*** Entries provided Section Begins ***

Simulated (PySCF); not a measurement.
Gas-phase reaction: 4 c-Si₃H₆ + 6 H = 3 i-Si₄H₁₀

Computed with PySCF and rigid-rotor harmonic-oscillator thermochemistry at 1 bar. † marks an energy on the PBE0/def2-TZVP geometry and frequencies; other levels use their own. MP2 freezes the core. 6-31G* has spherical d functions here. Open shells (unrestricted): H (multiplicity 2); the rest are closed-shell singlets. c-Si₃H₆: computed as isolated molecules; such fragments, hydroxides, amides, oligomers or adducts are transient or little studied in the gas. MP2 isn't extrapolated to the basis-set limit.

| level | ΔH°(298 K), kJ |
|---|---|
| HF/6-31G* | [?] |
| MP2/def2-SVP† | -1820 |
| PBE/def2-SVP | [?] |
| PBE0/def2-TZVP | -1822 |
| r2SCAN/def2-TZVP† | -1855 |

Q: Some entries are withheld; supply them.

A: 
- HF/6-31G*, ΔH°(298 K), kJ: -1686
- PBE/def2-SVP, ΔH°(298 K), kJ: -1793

*** Entries provided Section Ends ***

- [Required action] Each record above must be output without any alteration.

- [Expected answer]
Simulated (PySCF); not a measurement.
Gas-phase reaction: 4 c-Si₃H₆ + 6 H = 3 i-Si₄H₁₀

Computed with PySCF and rigid-rotor harmonic-oscillator thermochemistry at 1 bar. † marks an energy on the PBE0/def2-TZVP geometry and frequencies; other levels use their own. MP2 freezes the core. 6-31G* has spherical d functions here. Open shells (unrestricted): H (multiplicity 2); the rest are closed-shell singlets. c-Si₃H₆: computed as isolated molecules; such fragments, hydroxides, amides, oligomers or adducts are transient or little studied in the gas. MP2 isn't extrapolated to the basis-set limit.

| level | ΔH°(298 K), kJ |
|---|---|
| HF/6-31G* | [?] |
| MP2/def2-SVP† | -1820 |
| PBE/def2-SVP | [?] |
| PBE0/def2-TZVP | -1822 |
| r2SCAN/def2-TZVP† | -1855 |

Q: Some entries are withheld; supply them.

A: 
- HF/6-31G*, ΔH°(298 K), kJ: -1686
- PBE/def2-SVP, ΔH°(298 K), kJ: -1793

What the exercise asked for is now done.